Records shown >>
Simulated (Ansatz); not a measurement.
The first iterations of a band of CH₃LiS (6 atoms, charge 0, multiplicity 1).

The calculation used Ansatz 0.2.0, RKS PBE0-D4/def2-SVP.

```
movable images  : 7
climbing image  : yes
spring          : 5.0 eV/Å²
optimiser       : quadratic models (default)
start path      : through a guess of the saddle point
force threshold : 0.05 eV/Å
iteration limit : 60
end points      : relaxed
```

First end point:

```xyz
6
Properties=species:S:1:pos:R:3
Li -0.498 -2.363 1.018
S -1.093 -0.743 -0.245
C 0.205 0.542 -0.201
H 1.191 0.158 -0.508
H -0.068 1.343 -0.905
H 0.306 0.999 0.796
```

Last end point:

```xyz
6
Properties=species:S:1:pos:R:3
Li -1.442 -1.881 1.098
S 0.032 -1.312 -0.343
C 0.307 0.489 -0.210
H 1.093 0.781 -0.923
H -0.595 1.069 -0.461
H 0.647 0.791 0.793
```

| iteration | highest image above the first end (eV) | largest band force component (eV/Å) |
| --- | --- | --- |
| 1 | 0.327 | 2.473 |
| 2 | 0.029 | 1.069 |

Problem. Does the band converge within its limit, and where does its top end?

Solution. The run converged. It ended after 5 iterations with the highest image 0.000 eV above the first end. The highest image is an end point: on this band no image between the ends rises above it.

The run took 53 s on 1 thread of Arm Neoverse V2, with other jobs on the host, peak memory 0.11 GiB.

Action item >>
Give back the whole listing, word for word.

Written solution >>
Simulated (Ansatz); not a measurement.
The first iterations of a band of CH₃LiS (6 atoms, charge 0, multiplicity 1).

The calculation used Ansatz 0.2.0, RKS PBE0-D4/def2-SVP.

```
movable images  : 7
climbing image  : yes
spring          : 5.0 eV/Å²
optimiser       : quadratic models (default)
start path      : through a guess of the saddle point
force threshold : 0.05 eV/Å
iteration limit : 60
end points      : relaxed
```

First end point:

```xyz
6
Properties=species:S:1:pos:R:3
Li -0.498 -2.363 1.018
S -1.093 -0.743 -0.245
C 0.205 0.542 -0.201
H 1.191 0.158 -0.508
H -0.068 1.343 -0.905
H 0.306 0.999 0.796
```

Last end point:

```xyz
6
Properties=species:S:1:pos:R:3
Li -1.442 -1.881 1.098
S 0.032 -1.312 -0.343
C 0.307 0.489 -0.210
H 1.093 0.781 -0.923
H -0.595 1.069 -0.461
H 0.647 0.791 0.793
```

| iteration | highest image above the first end (eV) | largest band force component (eV/Å) |
| --- | --- | --- |
| 1 | 0.327 | 2.473 |
| 2 | 0.029 | 1.069 |

Problem. Does the band converge within its limit, and where does its top end?

Solution. The run converged. It ended after 5 iterations with the highest image 0.000 eV above the first end. The highest image is an end point: on this band no image between the ends rises above it.

The run took 53 s on 1 thread of Arm Neoverse V2, with other jobs on the host, peak memory 0.11 GiB.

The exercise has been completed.